Data extract
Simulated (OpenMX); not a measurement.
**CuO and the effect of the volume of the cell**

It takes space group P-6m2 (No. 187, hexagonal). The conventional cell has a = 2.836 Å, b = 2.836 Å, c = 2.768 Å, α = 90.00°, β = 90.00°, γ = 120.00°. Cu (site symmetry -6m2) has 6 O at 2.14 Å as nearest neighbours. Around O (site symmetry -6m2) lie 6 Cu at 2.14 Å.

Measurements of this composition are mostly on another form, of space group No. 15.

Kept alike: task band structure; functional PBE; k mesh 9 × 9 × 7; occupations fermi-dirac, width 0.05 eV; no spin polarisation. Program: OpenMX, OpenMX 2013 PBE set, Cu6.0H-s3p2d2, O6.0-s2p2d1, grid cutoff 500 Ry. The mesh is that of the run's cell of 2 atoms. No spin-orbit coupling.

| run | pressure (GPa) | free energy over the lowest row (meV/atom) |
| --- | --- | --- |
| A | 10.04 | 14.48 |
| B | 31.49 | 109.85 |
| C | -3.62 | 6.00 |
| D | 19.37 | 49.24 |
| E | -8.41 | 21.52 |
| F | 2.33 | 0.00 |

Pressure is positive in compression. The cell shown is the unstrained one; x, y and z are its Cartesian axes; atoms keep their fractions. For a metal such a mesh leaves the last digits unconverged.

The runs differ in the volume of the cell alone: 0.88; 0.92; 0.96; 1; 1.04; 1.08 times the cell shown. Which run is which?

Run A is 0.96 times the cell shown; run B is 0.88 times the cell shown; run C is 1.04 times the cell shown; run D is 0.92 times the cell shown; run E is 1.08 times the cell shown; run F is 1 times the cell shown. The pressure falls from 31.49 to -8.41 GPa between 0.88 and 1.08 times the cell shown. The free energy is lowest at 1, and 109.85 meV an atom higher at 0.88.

Activity
Write out exactly the lines from the start of the material through the line with "The runs differ". No other output is expected.

Task result
Simulated (OpenMX); not a measurement.
**CuO and the effect of the volume of the cell**

It takes space group P-6m2 (No. 187, hexagonal). The conventional cell has a = 2.836 Å, b = 2.836 Å, c = 2.768 Å, α = 90.00°, β = 90.00°, γ = 120.00°. Cu (site symmetry -6m2) has 6 O at 2.14 Å as nearest neighbours. Around O (site symmetry -6m2) lie 6 Cu at 2.14 Å.

Measurements of this composition are mostly on another form, of space group No. 15.

Kept alike: task band structure; functional PBE; k mesh 9 × 9 × 7; occupations fermi-dirac, width 0.05 eV; no spin polarisation. Program: OpenMX, OpenMX 2013 PBE set, Cu6.0H-s3p2d2, O6.0-s2p2d1, grid cutoff 500 Ry. The mesh is that of the run's cell of 2 atoms. No spin-orbit coupling.

| run | pressure (GPa) | free energy over the lowest row (meV/atom) |
| --- | --- | --- |
| A | 10.04 | 14.48 |
| B | 31.49 | 109.85 |
| C | -3.62 | 6.00 |
| D | 19.37 | 49.24 |
| E | -8.41 | 21.52 |
| F | 2.33 | 0.00 |

Pressure is positive in compression. The cell shown is the unstrained one; x, y and z are its Cartesian axes; atoms keep their fractions. For a metal such a mesh leaves the last digits unconverged.

The runs differ in the volume of the cell alone: 0.88; 0.92; 0.96; 1; 1.04; 1.08 times the cell shown. Which run is which?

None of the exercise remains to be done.